--- REQUIRED ACTION ---
This task calls for every line of the material to be output verbatim.

--- EXCERPTED RECORDS ---
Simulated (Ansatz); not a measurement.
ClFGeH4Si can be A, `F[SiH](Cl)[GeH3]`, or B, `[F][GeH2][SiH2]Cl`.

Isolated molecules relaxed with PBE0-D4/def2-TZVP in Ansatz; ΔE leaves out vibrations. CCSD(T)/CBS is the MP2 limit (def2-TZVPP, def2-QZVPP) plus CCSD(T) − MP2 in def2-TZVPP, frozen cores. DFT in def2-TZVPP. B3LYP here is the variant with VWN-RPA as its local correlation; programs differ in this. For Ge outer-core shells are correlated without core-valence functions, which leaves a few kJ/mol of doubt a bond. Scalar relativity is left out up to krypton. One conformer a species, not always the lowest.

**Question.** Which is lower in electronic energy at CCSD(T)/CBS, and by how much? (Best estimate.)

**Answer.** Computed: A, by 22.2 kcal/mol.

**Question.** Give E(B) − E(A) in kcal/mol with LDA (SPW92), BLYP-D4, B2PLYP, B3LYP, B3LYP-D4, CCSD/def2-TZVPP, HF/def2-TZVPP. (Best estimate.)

--- WRITTEN ANSWER ---
Simulated (Ansatz); not a measurement.
ClFGeH4Si can be A, `F[SiH](Cl)[GeH3]`, or B, `[F][GeH2][SiH2]Cl`.

Isolated molecules relaxed with PBE0-D4/def2-TZVP in Ansatz; ΔE leaves out vibrations. CCSD(T)/CBS is the MP2 limit (def2-TZVPP, def2-QZVPP) plus CCSD(T) − MP2 in def2-TZVPP, frozen cores. DFT in def2-TZVPP. B3LYP here is the variant with VWN-RPA as its local correlation; programs differ in this. For Ge outer-core shells are correlated without core-valence functions, which leaves a few kJ/mol of doubt a bond. Scalar relativity is left out up to krypton. One conformer a species, not always the lowest.

**Question.** Which is lower in electronic energy at CCSD(T)/CBS, and by how much? (Best estimate.)

**Answer.** Computed: A, by 22.2 kcal/mol.

**Question.** Give E(B) − E(A) in kcal/mol with LDA (SPW92), BLYP-D4, B2PLYP, B3LYP, B3LYP-D4, CCSD/def2-TZVPP, HF/def2-TZVPP. (Best estimate.)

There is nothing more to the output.